__WORK INSTRUCTION__. Reproduce exactly the lines below from the one containing "Result: Over 18" through the one containing "114.21 | 18.15 |", including both, and nothing else.

____________
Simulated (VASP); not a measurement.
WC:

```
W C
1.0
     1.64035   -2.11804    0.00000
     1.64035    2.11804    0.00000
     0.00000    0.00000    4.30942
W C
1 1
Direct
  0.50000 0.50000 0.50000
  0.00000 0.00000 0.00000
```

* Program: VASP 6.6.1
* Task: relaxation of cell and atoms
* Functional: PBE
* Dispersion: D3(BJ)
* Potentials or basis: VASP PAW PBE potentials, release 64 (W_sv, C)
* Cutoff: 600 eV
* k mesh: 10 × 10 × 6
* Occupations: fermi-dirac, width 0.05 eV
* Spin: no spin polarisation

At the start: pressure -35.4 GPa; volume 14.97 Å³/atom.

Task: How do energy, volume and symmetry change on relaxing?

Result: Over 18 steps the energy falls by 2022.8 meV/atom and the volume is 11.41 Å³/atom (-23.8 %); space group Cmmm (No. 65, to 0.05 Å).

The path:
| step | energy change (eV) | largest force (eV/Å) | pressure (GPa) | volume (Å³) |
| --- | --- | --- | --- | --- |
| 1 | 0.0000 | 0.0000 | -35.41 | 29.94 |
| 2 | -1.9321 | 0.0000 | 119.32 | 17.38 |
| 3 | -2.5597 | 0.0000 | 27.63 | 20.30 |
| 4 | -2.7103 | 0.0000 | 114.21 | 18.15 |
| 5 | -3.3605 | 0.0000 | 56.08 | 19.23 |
____________

__RESPONSE BOX__.
Result: Over 18 steps the energy falls by 2022.8 meV/atom and the volume is 11.41 Å³/atom (-23.8 %); space group Cmmm (No. 65, to 0.05 Å).

The path:
| step | energy change (eV) | largest force (eV/Å) | pressure (GPa) | volume (Å³) |
| --- | --- | --- | --- | --- |
| 1 | 0.0000 | 0.0000 | -35.41 | 29.94 |
| 2 | -1.9321 | 0.0000 | 119.32 | 17.38 |
| 3 | -2.5597 | 0.0000 | 27.63 | 20.30 |
| 4 | -2.7103 | 0.0000 | 114.21 | 18.15 |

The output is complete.